- _REQUIREMENT_: Output, exactly and in full, the entries that appear below.

Content starts

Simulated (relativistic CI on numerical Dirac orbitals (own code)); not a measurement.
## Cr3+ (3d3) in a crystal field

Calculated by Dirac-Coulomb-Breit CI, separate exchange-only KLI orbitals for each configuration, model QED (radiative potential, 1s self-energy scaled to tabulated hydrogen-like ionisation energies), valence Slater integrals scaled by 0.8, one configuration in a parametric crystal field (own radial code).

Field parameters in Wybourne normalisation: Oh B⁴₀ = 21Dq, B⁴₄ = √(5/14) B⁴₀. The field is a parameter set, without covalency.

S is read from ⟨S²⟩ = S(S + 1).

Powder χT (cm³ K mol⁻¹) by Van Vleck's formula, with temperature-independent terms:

Content ends

- _ANSWER SPACE_:
Simulated (relativistic CI on numerical Dirac orbitals (own code)); not a measurement.
## Cr3+ (3d3) in a crystal field

Calculated by Dirac-Coulomb-Breit CI, separate exchange-only KLI orbitals for each configuration, model QED (radiative potential, 1s self-energy scaled to tabulated hydrogen-like ionisation energies), valence Slater integrals scaled by 0.8, one configuration in a parametric crystal field (own radial code).

Field parameters in Wybourne normalisation: Oh B⁴₀ = 21Dq, B⁴₄ = √(5/14) B⁴₀. The field is a parameter set, without covalency.

S is read from ⟨S²⟩ = S(S + 1).

Powder χT (cm³ K mol⁻¹) by Van Vleck's formula, with temperature-independent terms:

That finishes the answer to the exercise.